Required action:
Reproduce, exactly, the lines of the material below from the line containing "Hardware: 1 thread" through the line containing "Task: Estimate the wall time of this run.", with both end lines included and nothing else.

#### Excerpted records

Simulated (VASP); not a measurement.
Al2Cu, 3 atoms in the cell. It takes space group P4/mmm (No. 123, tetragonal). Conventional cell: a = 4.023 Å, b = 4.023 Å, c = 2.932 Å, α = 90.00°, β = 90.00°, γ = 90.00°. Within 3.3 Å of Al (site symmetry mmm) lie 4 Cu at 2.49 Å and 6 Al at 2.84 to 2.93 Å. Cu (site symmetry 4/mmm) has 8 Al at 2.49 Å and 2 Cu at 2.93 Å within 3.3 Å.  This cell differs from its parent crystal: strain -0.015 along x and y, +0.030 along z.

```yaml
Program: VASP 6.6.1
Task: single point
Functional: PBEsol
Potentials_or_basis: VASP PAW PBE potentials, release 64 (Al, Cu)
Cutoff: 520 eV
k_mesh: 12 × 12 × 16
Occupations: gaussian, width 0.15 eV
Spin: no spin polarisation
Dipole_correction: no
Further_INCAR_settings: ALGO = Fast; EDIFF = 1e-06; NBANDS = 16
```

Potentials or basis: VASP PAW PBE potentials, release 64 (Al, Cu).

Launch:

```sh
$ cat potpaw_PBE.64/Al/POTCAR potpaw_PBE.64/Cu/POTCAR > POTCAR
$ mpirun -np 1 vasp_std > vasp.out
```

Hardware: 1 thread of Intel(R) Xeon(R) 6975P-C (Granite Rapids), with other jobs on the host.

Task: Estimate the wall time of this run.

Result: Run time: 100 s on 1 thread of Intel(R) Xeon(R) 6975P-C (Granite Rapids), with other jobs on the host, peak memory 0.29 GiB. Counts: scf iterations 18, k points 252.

########

Your solution:
Hardware: 1 thread of Intel(R) Xeon(R) 6975P-C (Granite Rapids), with other jobs on the host.

Task: Estimate the wall time of this run.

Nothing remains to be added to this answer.